Required action - Give again, word for word, each line from the top of the listing through the line that holds "24.49 | 65 |".

Dataset records -
__________

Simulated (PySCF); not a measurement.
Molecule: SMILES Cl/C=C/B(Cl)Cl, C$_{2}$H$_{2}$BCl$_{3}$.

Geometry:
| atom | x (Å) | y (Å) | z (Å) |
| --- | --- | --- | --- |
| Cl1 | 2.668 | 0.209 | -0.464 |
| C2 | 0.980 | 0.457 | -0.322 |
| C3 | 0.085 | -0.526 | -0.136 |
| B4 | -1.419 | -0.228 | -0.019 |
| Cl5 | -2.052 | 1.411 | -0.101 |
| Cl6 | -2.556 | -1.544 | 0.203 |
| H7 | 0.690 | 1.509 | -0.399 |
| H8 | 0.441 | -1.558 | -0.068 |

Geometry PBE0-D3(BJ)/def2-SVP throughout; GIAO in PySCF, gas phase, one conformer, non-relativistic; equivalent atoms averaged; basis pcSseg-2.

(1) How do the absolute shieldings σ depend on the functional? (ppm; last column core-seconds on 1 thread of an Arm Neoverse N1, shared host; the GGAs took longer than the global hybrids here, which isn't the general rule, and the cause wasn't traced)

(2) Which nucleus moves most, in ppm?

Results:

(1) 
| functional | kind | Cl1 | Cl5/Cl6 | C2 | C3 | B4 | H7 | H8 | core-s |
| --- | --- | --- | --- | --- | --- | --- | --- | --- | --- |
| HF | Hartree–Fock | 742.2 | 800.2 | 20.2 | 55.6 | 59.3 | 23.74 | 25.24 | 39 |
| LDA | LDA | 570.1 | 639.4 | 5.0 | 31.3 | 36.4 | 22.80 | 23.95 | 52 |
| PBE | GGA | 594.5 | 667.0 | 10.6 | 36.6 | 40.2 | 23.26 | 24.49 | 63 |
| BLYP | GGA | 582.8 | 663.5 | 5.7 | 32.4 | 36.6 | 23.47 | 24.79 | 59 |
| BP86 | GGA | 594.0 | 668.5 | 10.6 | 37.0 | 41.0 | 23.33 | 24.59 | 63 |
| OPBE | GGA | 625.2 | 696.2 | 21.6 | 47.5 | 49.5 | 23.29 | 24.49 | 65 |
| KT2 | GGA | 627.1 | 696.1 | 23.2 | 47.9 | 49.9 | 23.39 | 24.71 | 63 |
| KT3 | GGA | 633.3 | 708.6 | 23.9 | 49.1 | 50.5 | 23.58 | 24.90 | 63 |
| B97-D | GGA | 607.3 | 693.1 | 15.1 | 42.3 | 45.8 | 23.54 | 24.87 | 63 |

__________

Your solution -
Simulated (PySCF); not a measurement.
Molecule: SMILES Cl/C=C/B(Cl)Cl, C$_{2}$H$_{2}$BCl$_{3}$.

Geometry:
| atom | x (Å) | y (Å) | z (Å) |
| --- | --- | --- | --- |
| Cl1 | 2.668 | 0.209 | -0.464 |
| C2 | 0.980 | 0.457 | -0.322 |
| C3 | 0.085 | -0.526 | -0.136 |
| B4 | -1.419 | -0.228 | -0.019 |
| Cl5 | -2.052 | 1.411 | -0.101 |
| Cl6 | -2.556 | -1.544 | 0.203 |
| H7 | 0.690 | 1.509 | -0.399 |
| H8 | 0.441 | -1.558 | -0.068 |

Geometry PBE0-D3(BJ)/def2-SVP throughout; GIAO in PySCF, gas phase, one conformer, non-relativistic; equivalent atoms averaged; basis pcSseg-2.

(1) How do the absolute shieldings σ depend on the functional? (ppm; last column core-seconds on 1 thread of an Arm Neoverse N1, shared host; the GGAs took longer than the global hybrids here, which isn't the general rule, and the cause wasn't traced)

(2) Which nucleus moves most, in ppm?

Results:

(1) 
| functional | kind | Cl1 | Cl5/Cl6 | C2 | C3 | B4 | H7 | H8 | core-s |
| --- | --- | --- | --- | --- | --- | --- | --- | --- | --- |
| HF | Hartree–Fock | 742.2 | 800.2 | 20.2 | 55.6 | 59.3 | 23.74 | 25.24 | 39 |
| LDA | LDA | 570.1 | 639.4 | 5.0 | 31.3 | 36.4 | 22.80 | 23.95 | 52 |
| PBE | GGA | 594.5 | 667.0 | 10.6 | 36.6 | 40.2 | 23.26 | 24.49 | 63 |
| BLYP | GGA | 582.8 | 663.5 | 5.7 | 32.4 | 36.6 | 23.47 | 24.79 | 59 |
| BP86 | GGA | 594.0 | 668.5 | 10.6 | 37.0 | 41.0 | 23.33 | 24.59 | 63 |
| OPBE | GGA | 625.2 | 696.2 | 21.6 | 47.5 | 49.5 | 23.29 | 24.49 | 65 |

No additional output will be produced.